[Opening MATERIAL PROVIDED section]

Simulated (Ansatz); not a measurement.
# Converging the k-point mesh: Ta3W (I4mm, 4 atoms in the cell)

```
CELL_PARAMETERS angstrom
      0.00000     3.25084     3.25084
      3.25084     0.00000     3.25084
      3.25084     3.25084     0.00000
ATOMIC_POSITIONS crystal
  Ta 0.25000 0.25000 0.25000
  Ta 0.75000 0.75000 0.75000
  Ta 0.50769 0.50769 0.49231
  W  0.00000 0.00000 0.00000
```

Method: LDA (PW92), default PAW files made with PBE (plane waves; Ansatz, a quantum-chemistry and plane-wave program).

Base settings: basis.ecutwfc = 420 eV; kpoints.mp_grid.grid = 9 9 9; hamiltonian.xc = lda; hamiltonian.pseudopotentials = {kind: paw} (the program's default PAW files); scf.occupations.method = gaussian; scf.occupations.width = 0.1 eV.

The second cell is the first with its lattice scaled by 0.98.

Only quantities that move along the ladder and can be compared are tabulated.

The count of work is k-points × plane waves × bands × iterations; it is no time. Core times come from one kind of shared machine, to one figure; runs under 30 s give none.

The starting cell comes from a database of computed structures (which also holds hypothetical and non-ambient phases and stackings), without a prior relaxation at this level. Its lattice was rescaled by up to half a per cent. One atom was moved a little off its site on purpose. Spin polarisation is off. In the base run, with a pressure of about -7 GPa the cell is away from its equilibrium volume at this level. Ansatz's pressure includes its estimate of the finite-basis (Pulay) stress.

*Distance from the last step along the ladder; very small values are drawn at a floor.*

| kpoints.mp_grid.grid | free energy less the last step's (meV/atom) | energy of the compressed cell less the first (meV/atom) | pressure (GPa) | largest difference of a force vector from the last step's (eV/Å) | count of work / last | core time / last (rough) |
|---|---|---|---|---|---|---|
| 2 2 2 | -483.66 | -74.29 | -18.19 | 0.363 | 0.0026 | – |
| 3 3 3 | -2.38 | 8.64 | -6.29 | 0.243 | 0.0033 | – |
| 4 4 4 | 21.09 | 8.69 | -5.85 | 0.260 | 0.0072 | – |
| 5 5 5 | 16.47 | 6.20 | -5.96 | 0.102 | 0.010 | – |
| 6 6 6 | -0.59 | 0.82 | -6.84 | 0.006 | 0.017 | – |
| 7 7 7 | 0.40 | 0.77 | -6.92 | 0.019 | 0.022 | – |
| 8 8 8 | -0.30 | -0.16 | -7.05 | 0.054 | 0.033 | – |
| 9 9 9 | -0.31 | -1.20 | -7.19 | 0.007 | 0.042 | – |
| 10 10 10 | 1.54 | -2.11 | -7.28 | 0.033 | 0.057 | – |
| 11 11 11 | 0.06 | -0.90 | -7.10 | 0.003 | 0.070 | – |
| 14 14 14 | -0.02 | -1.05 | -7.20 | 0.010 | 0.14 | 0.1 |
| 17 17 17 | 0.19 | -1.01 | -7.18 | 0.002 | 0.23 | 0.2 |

[Closing MATERIAL PROVIDED section]

▶ **ASSIGNED TASK**: Please give again only the lines from the start of the material through the line holding "The second cell", exactly as they are written.

▶ **TASK SOLUTION**:
Simulated (Ansatz); not a measurement.
# Converging the k-point mesh: Ta3W (I4mm, 4 atoms in the cell)

```
CELL_PARAMETERS angstrom
      0.00000     3.25084     3.25084
      3.25084     0.00000     3.25084
      3.25084     3.25084     0.00000
ATOMIC_POSITIONS crystal
  Ta 0.25000 0.25000 0.25000
  Ta 0.75000 0.75000 0.75000
  Ta 0.50769 0.50769 0.49231
  W  0.00000 0.00000 0.00000
```

Method: LDA (PW92), default PAW files made with PBE (plane waves; Ansatz, a quantum-chemistry and plane-wave program).

Base settings: basis.ecutwfc = 420 eV; kpoints.mp_grid.grid = 9 9 9; hamiltonian.xc = lda; hamiltonian.pseudopotentials = {kind: paw} (the program's default PAW files); scf.occupations.method = gaussian; scf.occupations.width = 0.1 eV.

The second cell is the first with its lattice scaled by 0.98.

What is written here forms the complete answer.